····················

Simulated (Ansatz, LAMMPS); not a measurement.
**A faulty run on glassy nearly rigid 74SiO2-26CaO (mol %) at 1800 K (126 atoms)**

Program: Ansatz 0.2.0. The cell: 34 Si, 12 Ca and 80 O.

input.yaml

····················

### WORK ORDER
Give back, exactly as written, the stretch from the line with "K (126 atoms)**" through the line with "Program: Ansatz 0.2.0.", and no other lines from the records above.

### YOUR RESPONSE
**A faulty run on glassy nearly rigid 74SiO2-26CaO (mol %) at 1800 K (126 atoms)**

Program: Ansatz 0.2.0. The cell: 34 Si, 12 Ca and 80 O.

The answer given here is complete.